*DATASET RECORDS*
◇ ◇ ◇ ◇ ◇

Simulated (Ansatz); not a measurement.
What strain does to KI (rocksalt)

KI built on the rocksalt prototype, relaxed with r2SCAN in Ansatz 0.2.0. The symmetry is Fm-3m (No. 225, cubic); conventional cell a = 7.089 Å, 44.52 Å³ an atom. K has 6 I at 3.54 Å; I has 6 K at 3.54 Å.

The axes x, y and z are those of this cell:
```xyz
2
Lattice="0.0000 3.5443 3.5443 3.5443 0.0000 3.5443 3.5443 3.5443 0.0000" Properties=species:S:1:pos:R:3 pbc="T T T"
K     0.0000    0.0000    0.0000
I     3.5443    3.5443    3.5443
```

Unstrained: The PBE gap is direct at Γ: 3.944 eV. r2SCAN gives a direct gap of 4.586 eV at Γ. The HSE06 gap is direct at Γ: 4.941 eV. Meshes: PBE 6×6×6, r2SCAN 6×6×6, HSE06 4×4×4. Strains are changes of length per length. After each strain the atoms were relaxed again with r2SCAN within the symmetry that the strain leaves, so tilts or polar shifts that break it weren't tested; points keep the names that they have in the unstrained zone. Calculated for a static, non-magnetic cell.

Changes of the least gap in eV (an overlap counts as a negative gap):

◇ ◇ ◇ ◇ ◇

Among the entries above, the line containing "What strain does to KI (rocksalt)", the line containing "Unstrained: The PBE", and all lines between them are to be restated word for word; nothing else belongs in the reply.

What strain does to KI (rocksalt)

KI built on the rocksalt prototype, relaxed with r2SCAN in Ansatz 0.2.0. The symmetry is Fm-3m (No. 225, cubic); conventional cell a = 7.089 Å, 44.52 Å³ an atom. K has 6 I at 3.54 Å; I has 6 K at 3.54 Å.

The axes x, y and z are those of this cell:
```xyz
2
Lattice="0.0000 3.5443 3.5443 3.5443 0.0000 3.5443 3.5443 3.5443 0.0000" Properties=species:S:1:pos:R:3 pbc="T T T"
K     0.0000    0.0000    0.0000
I     3.5443    3.5443    3.5443
```

Unstrained: The PBE gap is direct at Γ: 3.944 eV. r2SCAN gives a direct gap of 4.586 eV at Γ. The HSE06 gap is direct at Γ: 4.941 eV. Meshes: PBE 6×6×6, r2SCAN 6×6×6, HSE06 4×4×4. Strains are changes of length per length. After each strain the atoms were relaxed again with r2SCAN within the symmetry that the strain leaves, so tilts or polar shifts that break it weren't tested; points keep the names that they have in the unstrained zone. Calculated for a static, non-magnetic cell.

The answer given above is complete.